Extracted material:
-----

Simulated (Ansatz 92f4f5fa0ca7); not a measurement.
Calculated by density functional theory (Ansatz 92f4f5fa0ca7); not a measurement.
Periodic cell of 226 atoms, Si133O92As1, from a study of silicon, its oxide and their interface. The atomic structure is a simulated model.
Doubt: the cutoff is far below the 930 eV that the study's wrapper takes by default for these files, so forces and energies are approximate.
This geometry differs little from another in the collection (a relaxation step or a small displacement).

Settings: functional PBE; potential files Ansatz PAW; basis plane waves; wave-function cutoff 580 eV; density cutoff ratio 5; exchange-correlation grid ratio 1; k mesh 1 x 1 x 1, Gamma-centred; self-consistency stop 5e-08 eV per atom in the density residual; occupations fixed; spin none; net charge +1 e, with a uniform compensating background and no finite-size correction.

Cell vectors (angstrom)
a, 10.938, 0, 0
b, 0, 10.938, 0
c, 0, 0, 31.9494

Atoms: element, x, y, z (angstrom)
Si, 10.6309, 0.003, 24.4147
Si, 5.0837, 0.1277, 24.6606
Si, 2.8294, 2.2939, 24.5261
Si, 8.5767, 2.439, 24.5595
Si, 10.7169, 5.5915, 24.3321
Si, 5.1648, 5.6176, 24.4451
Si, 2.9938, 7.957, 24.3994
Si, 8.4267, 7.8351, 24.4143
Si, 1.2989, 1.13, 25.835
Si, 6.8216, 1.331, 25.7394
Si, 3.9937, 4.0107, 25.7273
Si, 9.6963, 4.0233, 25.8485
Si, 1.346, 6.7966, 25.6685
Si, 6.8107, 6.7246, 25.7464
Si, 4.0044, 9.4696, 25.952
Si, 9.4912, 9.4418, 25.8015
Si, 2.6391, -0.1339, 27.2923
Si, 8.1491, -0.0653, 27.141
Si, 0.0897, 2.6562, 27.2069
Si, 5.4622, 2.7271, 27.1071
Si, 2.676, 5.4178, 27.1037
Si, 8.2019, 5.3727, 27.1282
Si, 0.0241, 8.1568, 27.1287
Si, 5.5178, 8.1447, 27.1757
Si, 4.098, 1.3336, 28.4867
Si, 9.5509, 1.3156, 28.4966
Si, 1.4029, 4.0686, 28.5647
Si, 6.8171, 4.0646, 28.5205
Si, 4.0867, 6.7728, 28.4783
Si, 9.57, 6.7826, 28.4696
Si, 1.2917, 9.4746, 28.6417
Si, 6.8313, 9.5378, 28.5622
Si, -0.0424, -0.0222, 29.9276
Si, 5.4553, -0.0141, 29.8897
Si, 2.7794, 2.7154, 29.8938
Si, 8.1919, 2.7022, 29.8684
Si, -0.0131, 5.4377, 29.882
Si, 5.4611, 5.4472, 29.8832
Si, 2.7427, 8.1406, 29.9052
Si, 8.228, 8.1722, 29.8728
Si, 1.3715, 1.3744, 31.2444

-----

Activity:
In the listing above, find the line containing "Si, 10.7169, 5.5915, 24.3321" and the line containing "Si, 8.228, 8.1722, 29.8728", then quote both, plus every line between them, exactly as written.

Written answer:
Si, 10.7169, 5.5915, 24.3321
Si, 5.1648, 5.6176, 24.4451
Si, 2.9938, 7.957, 24.3994
Si, 8.4267, 7.8351, 24.4143
Si, 1.2989, 1.13, 25.835
Si, 6.8216, 1.331, 25.7394
Si, 3.9937, 4.0107, 25.7273
Si, 9.6963, 4.0233, 25.8485
Si, 1.346, 6.7966, 25.6685
Si, 6.8107, 6.7246, 25.7464
Si, 4.0044, 9.4696, 25.952
Si, 9.4912, 9.4418, 25.8015
Si, 2.6391, -0.1339, 27.2923
Si, 8.1491, -0.0653, 27.141
Si, 0.0897, 2.6562, 27.2069
Si, 5.4622, 2.7271, 27.1071
Si, 2.676, 5.4178, 27.1037
Si, 8.2019, 5.3727, 27.1282
Si, 0.0241, 8.1568, 27.1287
Si, 5.5178, 8.1447, 27.1757
Si, 4.098, 1.3336, 28.4867
Si, 9.5509, 1.3156, 28.4966
Si, 1.4029, 4.0686, 28.5647
Si, 6.8171, 4.0646, 28.5205
Si, 4.0867, 6.7728, 28.4783
Si, 9.57, 6.7826, 28.4696
Si, 1.2917, 9.4746, 28.6417
Si, 6.8313, 9.5378, 28.5622
Si, -0.0424, -0.0222, 29.9276
Si, 5.4553, -0.0141, 29.8897
Si, 2.7794, 2.7154, 29.8938
Si, 8.1919, 2.7022, 29.8684
Si, -0.0131, 5.4377, 29.882
Si, 5.4611, 5.4472, 29.8832
Si, 2.7427, 8.1406, 29.9052
Si, 8.228, 8.1722, 29.8728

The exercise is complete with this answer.